Work instruction: All lines up to and including the one that contains "A. Space group" are to be transcribed exactly, starting from the first line of the records.

Record extracts:
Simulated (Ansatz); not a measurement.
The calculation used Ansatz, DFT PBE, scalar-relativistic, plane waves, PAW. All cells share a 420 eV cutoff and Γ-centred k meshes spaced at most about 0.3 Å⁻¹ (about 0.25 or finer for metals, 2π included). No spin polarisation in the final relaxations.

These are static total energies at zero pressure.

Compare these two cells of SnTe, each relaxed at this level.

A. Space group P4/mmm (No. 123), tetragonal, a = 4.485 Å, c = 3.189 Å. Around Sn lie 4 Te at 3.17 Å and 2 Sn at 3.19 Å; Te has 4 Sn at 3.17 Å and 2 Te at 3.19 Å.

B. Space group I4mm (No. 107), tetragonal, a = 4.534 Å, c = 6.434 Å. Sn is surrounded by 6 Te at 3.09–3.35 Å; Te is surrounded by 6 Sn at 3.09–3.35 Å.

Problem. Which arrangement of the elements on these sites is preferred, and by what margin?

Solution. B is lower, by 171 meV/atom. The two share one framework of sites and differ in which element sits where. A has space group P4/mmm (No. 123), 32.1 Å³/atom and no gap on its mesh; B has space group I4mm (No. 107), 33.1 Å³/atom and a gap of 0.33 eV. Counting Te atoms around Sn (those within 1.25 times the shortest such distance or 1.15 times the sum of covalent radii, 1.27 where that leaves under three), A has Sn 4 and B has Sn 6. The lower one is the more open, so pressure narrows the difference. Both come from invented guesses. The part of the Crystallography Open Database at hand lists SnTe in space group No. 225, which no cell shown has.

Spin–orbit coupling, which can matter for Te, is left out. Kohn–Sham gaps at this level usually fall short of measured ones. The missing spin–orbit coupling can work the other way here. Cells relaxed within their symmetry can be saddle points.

Exercise response:
Simulated (Ansatz); not a measurement.
The calculation used Ansatz, DFT PBE, scalar-relativistic, plane waves, PAW. All cells share a 420 eV cutoff and Γ-centred k meshes spaced at most about 0.3 Å⁻¹ (about 0.25 or finer for metals, 2π included). No spin polarisation in the final relaxations.

These are static total energies at zero pressure.

Compare these two cells of SnTe, each relaxed at this level.

A. Space group P4/mmm (No. 123), tetragonal, a = 4.485 Å, c = 3.189 Å. Around Sn lie 4 Te at 3.17 Å and 2 Sn at 3.19 Å; Te has 4 Sn at 3.17 Å and 2 Te at 3.19 Å.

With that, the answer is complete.